_REQUIREMENT_
Give every line of the listing word for word, beginning at the first and including the line with "3 of its isomers, all" as the last.

===

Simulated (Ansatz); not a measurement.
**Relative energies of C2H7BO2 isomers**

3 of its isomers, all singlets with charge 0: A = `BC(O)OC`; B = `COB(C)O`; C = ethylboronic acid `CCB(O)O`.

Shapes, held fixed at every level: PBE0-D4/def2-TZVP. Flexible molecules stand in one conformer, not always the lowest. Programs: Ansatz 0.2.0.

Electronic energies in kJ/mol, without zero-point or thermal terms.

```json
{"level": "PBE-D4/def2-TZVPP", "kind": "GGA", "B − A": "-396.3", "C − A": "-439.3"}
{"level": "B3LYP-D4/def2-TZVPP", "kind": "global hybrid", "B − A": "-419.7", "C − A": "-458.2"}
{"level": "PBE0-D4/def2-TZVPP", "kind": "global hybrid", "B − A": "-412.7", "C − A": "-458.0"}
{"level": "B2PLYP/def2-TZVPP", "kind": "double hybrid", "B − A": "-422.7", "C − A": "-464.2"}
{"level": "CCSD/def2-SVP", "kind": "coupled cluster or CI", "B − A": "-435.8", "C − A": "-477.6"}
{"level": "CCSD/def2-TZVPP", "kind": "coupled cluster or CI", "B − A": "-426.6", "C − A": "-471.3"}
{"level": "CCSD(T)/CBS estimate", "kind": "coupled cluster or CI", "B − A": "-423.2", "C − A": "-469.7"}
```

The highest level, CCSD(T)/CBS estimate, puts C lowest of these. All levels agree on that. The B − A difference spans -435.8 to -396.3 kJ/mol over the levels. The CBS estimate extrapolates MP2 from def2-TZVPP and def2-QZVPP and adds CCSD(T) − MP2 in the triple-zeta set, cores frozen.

===

_ANSWER AREA_
Simulated (Ansatz); not a measurement.
**Relative energies of C2H7BO2 isomers**

3 of its isomers, all singlets with charge 0: A = `BC(O)OC`; B = `COB(C)O`; C = ethylboronic acid `CCB(O)O`.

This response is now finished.